Record excerpts:
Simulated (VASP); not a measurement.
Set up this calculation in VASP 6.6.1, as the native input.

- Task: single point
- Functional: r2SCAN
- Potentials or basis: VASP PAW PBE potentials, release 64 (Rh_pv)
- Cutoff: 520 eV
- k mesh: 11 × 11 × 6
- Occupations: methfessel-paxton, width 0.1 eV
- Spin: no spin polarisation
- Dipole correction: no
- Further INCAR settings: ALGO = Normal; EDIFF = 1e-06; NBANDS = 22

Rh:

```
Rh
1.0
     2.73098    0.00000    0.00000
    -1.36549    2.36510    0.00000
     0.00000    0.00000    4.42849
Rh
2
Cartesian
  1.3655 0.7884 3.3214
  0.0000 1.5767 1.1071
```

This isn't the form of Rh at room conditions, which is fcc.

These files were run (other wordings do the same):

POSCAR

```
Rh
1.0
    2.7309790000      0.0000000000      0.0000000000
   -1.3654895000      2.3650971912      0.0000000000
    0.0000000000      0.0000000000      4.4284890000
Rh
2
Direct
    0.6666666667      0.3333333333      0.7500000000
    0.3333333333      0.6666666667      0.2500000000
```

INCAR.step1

Requirement: All of the material is to be retyped verbatim.

Worked solution:
Simulated (VASP); not a measurement.
Set up this calculation in VASP 6.6.1, as the native input.

- Task: single point
- Functional: r2SCAN
- Potentials or basis: VASP PAW PBE potentials, release 64 (Rh_pv)
- Cutoff: 520 eV
- k mesh: 11 × 11 × 6
- Occupations: methfessel-paxton, width 0.1 eV
- Spin: no spin polarisation
- Dipole correction: no
- Further INCAR settings: ALGO = Normal; EDIFF = 1e-06; NBANDS = 22

Rh:

```
Rh
1.0
     2.73098    0.00000    0.00000
    -1.36549    2.36510    0.00000
     0.00000    0.00000    4.42849
Rh
2
Cartesian
  1.3655 0.7884 3.3214
  0.0000 1.5767 1.1071
```

This isn't the form of Rh at room conditions, which is fcc.

These files were run (other wordings do the same):

POSCAR

```
Rh
1.0
    2.7309790000      0.0000000000      0.0000000000
   -1.3654895000      2.3650971912      0.0000000000
    0.0000000000      0.0000000000      4.4284890000
Rh
2
Direct
    0.6666666667      0.3333333333      0.7500000000
    0.3333333333      0.6666666667      0.2500000000
```

INCAR.step1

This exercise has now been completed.